* [REQUIREMENT] Please restate, exactly as written, the lines running from the beginning of the material through the line that has "Change from the" in it.

* [EXTRACTED MATERIAL]
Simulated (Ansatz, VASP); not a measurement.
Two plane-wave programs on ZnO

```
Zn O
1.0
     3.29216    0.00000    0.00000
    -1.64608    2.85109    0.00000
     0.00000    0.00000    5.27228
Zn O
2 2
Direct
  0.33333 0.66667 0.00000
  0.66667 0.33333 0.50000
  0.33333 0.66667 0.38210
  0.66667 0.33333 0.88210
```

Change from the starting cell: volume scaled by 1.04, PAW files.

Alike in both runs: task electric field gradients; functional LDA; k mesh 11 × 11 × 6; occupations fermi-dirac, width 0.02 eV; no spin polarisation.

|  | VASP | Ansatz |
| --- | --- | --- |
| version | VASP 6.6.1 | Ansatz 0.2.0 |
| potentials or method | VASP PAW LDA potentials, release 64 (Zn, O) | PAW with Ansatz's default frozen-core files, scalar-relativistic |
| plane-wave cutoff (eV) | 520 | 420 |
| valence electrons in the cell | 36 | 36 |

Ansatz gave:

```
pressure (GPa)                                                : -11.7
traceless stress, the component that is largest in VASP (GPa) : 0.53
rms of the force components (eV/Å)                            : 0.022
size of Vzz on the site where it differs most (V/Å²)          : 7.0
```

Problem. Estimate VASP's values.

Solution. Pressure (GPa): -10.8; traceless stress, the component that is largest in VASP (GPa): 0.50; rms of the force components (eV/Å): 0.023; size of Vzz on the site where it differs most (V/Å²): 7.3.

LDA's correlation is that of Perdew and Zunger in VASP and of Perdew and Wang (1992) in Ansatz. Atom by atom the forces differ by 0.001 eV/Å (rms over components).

* [WRITTEN SOLUTION]
Simulated (Ansatz, VASP); not a measurement.
Two plane-wave programs on ZnO

```
Zn O
1.0
     3.29216    0.00000    0.00000
    -1.64608    2.85109    0.00000
     0.00000    0.00000    5.27228
Zn O
2 2
Direct
  0.33333 0.66667 0.00000
  0.66667 0.33333 0.50000
  0.33333 0.66667 0.38210
  0.66667 0.33333 0.88210
```

Change from the starting cell: volume scaled by 1.04, PAW files.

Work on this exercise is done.